EXERCISE DATA:
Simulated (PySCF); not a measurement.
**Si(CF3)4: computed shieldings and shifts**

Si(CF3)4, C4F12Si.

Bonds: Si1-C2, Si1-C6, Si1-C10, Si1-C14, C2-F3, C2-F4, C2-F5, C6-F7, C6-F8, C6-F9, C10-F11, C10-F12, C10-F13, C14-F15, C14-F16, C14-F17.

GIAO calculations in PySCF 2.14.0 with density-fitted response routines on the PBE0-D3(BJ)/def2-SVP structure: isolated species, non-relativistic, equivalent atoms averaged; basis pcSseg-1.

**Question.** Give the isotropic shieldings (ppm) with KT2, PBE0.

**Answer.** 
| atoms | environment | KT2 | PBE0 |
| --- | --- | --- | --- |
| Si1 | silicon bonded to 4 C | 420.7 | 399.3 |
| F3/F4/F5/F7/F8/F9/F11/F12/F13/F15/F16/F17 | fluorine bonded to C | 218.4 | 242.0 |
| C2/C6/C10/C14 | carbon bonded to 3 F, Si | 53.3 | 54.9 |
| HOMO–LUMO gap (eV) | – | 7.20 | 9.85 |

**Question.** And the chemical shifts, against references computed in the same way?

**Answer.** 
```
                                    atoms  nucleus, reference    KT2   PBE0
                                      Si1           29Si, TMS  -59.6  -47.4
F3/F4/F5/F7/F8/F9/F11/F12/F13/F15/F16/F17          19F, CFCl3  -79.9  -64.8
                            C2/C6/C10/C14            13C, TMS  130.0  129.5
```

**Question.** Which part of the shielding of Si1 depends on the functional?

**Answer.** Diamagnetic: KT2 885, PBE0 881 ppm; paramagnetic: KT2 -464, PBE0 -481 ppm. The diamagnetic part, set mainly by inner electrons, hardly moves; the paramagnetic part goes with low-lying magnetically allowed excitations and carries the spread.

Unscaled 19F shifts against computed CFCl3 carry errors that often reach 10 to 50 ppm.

WORK INSTRUCTION: The lines from the first of the entries through the line holding "C14-F15, C14-F16, C14-F17." are to be restated word for word, and no others.

EXPECTED ANSWER:
Simulated (PySCF); not a measurement.
**Si(CF3)4: computed shieldings and shifts**

Si(CF3)4, C4F12Si.

Bonds: Si1-C2, Si1-C6, Si1-C10, Si1-C14, C2-F3, C2-F4, C2-F5, C6-F7, C6-F8, C6-F9, C10-F11, C10-F12, C10-F13, C14-F15, C14-F16, C14-F17.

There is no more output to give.